§ **RAW DATA**:
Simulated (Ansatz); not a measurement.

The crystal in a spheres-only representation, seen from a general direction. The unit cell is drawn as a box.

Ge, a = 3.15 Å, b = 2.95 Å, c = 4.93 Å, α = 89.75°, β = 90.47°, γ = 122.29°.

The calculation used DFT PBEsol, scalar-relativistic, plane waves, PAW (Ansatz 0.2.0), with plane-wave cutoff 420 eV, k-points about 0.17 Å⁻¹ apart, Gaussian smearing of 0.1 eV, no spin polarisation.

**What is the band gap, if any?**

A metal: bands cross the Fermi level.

§ **WORK ITEM**:
Word for word, repeat the records above.

§ **ANSWER SECTION**:
Simulated (Ansatz); not a measurement.

The crystal in a spheres-only representation, seen from a general direction. The unit cell is drawn as a box.

Ge, a = 3.15 Å, b = 2.95 Å, c = 4.93 Å, α = 89.75°, β = 90.47°, γ = 122.29°.

The calculation used DFT PBEsol, scalar-relativistic, plane waves, PAW (Ansatz 0.2.0), with plane-wave cutoff 420 eV, k-points about 0.17 Å⁻¹ apart, Gaussian smearing of 0.1 eV, no spin polarisation.

**What is the band gap, if any?**

A metal: bands cross the Fermi level.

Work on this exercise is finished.